........
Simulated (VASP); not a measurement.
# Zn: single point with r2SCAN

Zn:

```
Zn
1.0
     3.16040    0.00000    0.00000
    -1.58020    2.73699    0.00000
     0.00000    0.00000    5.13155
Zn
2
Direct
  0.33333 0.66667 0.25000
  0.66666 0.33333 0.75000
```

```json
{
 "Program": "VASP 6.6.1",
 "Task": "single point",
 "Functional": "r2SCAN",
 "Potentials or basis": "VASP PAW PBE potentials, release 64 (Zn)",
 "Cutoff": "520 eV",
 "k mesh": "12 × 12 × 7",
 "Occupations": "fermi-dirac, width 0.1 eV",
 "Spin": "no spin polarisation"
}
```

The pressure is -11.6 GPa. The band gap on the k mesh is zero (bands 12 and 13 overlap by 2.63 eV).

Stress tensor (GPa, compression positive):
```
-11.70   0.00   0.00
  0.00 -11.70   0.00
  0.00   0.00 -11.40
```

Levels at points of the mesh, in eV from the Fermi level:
........

Work request
All of the records above should be transcribed exactly.

Your response
Simulated (VASP); not a measurement.
# Zn: single point with r2SCAN

Zn:

```
Zn
1.0
     3.16040    0.00000    0.00000
    -1.58020    2.73699    0.00000
     0.00000    0.00000    5.13155
Zn
2
Direct
  0.33333 0.66667 0.25000
  0.66666 0.33333 0.75000
```

```json
{
 "Program": "VASP 6.6.1",
 "Task": "single point",
 "Functional": "r2SCAN",
 "Potentials or basis": "VASP PAW PBE potentials, release 64 (Zn)",
 "Cutoff": "520 eV",
 "k mesh": "12 × 12 × 7",
 "Occupations": "fermi-dirac, width 0.1 eV",
 "Spin": "no spin polarisation"
}
```

The pressure is -11.6 GPa. The band gap on the k mesh is zero (bands 12 and 13 overlap by 2.63 eV).

Stress tensor (GPa, compression positive):
```
-11.70   0.00   0.00
  0.00 -11.70   0.00
  0.00   0.00 -11.40
```

Levels at points of the mesh, in eV from the Fermi level:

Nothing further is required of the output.